─── DATASET ENTRIES ───

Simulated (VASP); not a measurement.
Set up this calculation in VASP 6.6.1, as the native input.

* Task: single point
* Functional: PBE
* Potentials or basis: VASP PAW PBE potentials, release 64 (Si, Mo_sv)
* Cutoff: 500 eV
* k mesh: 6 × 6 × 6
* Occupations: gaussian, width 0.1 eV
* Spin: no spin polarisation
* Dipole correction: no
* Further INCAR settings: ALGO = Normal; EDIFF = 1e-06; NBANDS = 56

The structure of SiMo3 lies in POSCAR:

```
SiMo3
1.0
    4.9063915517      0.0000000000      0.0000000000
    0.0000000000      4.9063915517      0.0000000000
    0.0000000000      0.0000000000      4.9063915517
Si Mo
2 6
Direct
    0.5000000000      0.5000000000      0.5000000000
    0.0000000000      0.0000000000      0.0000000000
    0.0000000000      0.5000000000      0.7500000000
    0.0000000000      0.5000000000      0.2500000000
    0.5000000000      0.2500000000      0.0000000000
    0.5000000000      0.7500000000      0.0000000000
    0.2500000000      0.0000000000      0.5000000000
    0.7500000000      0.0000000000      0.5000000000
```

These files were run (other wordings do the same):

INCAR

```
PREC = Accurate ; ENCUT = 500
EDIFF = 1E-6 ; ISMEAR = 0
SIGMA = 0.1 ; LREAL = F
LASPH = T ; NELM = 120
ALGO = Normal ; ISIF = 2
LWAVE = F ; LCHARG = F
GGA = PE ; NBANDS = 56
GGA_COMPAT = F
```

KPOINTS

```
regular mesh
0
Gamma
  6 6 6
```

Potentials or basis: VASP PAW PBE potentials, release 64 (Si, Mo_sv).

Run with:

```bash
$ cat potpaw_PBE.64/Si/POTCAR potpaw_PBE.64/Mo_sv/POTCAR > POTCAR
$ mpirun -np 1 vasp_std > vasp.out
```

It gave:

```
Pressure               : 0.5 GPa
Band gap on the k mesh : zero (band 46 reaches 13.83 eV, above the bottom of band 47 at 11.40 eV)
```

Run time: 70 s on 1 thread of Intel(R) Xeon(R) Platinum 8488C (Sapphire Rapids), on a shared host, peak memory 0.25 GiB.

───

◆ REQUIREMENT
Look at the material above and copy, word for word, its lines from the first through the one containing "mesh: 6 × 6 × 6".

◆ ANSWER AREA
Simulated (VASP); not a measurement.
Set up this calculation in VASP 6.6.1, as the native input.

* Task: single point
* Functional: PBE
* Potentials or basis: VASP PAW PBE potentials, release 64 (Si, Mo_sv)
* Cutoff: 500 eV
* k mesh: 6 × 6 × 6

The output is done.